[Work task]:
The listing below holds a line with "### Question" and a line with "The pressure is its mean diagonal, -1.12 GPa.". Reproduce those two lines exactly, plus everything between them.

[Provided data]:
______
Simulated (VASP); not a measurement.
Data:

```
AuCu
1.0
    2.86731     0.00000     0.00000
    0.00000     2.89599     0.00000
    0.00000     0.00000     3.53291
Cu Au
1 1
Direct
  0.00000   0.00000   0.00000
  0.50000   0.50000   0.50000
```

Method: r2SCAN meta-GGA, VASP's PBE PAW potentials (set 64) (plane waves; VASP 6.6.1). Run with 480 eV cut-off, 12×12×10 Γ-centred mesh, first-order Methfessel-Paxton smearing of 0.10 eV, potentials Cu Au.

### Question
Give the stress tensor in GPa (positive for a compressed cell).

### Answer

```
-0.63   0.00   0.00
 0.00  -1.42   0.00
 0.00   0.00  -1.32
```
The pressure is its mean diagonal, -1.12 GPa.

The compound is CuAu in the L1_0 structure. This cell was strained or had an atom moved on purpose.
______

[Response]:
### Question
Give the stress tensor in GPa (positive for a compressed cell).

### Answer

```
-0.63   0.00   0.00
 0.00  -1.42   0.00
 0.00   0.00  -1.32
```
The pressure is its mean diagonal, -1.12 GPa.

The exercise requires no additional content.